◆ BRIEF: Write out all the material verbatim, line by line.

------
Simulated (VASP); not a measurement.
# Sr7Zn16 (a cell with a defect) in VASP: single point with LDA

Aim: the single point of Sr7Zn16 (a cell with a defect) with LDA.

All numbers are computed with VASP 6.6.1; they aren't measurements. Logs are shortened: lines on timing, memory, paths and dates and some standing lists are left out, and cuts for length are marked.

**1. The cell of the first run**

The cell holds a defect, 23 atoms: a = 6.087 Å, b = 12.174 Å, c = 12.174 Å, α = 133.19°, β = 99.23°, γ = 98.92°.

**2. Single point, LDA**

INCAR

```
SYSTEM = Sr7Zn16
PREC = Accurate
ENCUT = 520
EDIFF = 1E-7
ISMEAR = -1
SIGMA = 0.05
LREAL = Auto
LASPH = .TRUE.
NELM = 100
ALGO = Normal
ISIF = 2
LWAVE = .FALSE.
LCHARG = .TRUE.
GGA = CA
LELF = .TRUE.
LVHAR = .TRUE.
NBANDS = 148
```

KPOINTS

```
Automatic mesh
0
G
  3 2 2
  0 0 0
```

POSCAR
------

◆ TASK ANSWER:
Simulated (VASP); not a measurement.
# Sr7Zn16 (a cell with a defect) in VASP: single point with LDA

Aim: the single point of Sr7Zn16 (a cell with a defect) with LDA.

All numbers are computed with VASP 6.6.1; they aren't measurements. Logs are shortened: lines on timing, memory, paths and dates and some standing lists are left out, and cuts for length are marked.

**1. The cell of the first run**

The cell holds a defect, 23 atoms: a = 6.087 Å, b = 12.174 Å, c = 12.174 Å, α = 133.19°, β = 99.23°, γ = 98.92°.

**2. Single point, LDA**

INCAR

```
SYSTEM = Sr7Zn16
PREC = Accurate
ENCUT = 520
EDIFF = 1E-7
ISMEAR = -1
SIGMA = 0.05
LREAL = Auto
LASPH = .TRUE.
NELM = 100
ALGO = Normal
ISIF = 2
LWAVE = .FALSE.
LCHARG = .TRUE.
GGA = CA
LELF = .TRUE.
LVHAR = .TRUE.
NBANDS = 148
```

KPOINTS

```
Automatic mesh
0
G
  3 2 2
  0 0 0
```

POSCAR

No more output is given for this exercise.